*Source information:*
+ + + + +

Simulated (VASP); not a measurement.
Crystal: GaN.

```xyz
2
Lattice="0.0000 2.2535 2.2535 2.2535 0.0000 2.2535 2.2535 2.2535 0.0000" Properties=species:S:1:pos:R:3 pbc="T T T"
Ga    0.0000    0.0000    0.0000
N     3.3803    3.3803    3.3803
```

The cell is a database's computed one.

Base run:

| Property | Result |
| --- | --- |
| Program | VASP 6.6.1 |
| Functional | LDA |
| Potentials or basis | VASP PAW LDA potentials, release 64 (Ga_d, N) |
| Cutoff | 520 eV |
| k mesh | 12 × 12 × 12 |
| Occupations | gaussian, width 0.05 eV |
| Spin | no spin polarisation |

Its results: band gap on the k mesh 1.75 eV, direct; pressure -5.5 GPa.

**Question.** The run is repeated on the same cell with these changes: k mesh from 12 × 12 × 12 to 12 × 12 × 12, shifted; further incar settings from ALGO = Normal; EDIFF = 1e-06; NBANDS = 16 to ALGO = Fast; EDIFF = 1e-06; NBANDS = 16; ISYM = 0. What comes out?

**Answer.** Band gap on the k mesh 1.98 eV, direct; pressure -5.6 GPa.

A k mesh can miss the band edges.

+ + + + +

*Work instruction:* The first line of the entries above and every line after it, up to and including the line with "The cell is a database's computed one.", should be set down exactly.

*Exercise solution:*
Simulated (VASP); not a measurement.
Crystal: GaN.

```xyz
2
Lattice="0.0000 2.2535 2.2535 2.2535 0.0000 2.2535 2.2535 2.2535 0.0000" Properties=species:S:1:pos:R:3 pbc="T T T"
Ga    0.0000    0.0000    0.0000
N     3.3803    3.3803    3.3803
```

The cell is a database's computed one.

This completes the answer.